The data:
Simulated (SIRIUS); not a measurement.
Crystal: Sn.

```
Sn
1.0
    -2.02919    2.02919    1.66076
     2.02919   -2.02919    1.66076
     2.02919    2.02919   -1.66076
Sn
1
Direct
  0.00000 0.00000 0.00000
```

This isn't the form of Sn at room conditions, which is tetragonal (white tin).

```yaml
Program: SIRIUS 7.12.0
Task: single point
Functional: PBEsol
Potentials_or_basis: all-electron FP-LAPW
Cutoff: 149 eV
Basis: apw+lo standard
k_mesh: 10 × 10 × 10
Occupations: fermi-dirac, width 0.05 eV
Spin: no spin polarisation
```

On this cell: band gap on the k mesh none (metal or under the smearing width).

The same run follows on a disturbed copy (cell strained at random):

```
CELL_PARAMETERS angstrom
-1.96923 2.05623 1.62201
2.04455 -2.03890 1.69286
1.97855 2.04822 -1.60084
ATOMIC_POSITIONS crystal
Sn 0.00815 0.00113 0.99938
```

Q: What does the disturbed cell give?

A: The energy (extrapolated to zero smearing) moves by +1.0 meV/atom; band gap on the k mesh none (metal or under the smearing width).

Brief: Reproduce only the lines from the top of the material through the one bearing "Q: What does the disturbed cell give?", each exactly as it stands.

Answer section:
Simulated (SIRIUS); not a measurement.
Crystal: Sn.

```
Sn
1.0
    -2.02919    2.02919    1.66076
     2.02919   -2.02919    1.66076
     2.02919    2.02919   -1.66076
Sn
1
Direct
  0.00000 0.00000 0.00000
```

This isn't the form of Sn at room conditions, which is tetragonal (white tin).

```yaml
Program: SIRIUS 7.12.0
Task: single point
Functional: PBEsol
Potentials_or_basis: all-electron FP-LAPW
Cutoff: 149 eV
Basis: apw+lo standard
k_mesh: 10 × 10 × 10
Occupations: fermi-dirac, width 0.05 eV
Spin: no spin polarisation
```

On this cell: band gap on the k mesh none (metal or under the smearing width).

The same run follows on a disturbed copy (cell strained at random):

```
CELL_PARAMETERS angstrom
-1.96923 2.05623 1.62201
2.04455 -2.03890 1.69286
1.97855 2.04822 -1.60084
ATOMIC_POSITIONS crystal
Sn 0.00815 0.00113 0.99938
```

Q: What does the disturbed cell give?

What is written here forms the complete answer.